Work task:
Restate the data below, keeping every line the same.

════════

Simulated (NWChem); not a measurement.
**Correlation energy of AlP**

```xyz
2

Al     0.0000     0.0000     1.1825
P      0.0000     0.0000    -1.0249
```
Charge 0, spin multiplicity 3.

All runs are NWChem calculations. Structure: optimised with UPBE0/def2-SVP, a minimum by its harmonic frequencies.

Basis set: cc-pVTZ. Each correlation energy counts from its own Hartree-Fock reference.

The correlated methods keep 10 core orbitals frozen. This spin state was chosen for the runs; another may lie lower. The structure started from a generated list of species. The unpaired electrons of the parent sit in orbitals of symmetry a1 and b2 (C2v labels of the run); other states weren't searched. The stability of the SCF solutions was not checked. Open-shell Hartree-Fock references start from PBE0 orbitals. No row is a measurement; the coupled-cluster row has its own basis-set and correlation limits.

════════

Exercise solution:
Simulated (NWChem); not a measurement.
**Correlation energy of AlP**

```xyz
2

Al     0.0000     0.0000     1.1825
P      0.0000     0.0000    -1.0249
```
Charge 0, spin multiplicity 3.

All runs are NWChem calculations. Structure: optimised with UPBE0/def2-SVP, a minimum by its harmonic frequencies.

Basis set: cc-pVTZ. Each correlation energy counts from its own Hartree-Fock reference.

The correlated methods keep 10 core orbitals frozen. This spin state was chosen for the runs; another may lie lower. The structure started from a generated list of species. The unpaired electrons of the parent sit in orbitals of symmetry a1 and b2 (C2v labels of the run); other states weren't searched. The stability of the SCF solutions was not checked. Open-shell Hartree-Fock references start from PBE0 orbitals. No row is a measurement; the coupled-cluster row has its own basis-set and correlation limits.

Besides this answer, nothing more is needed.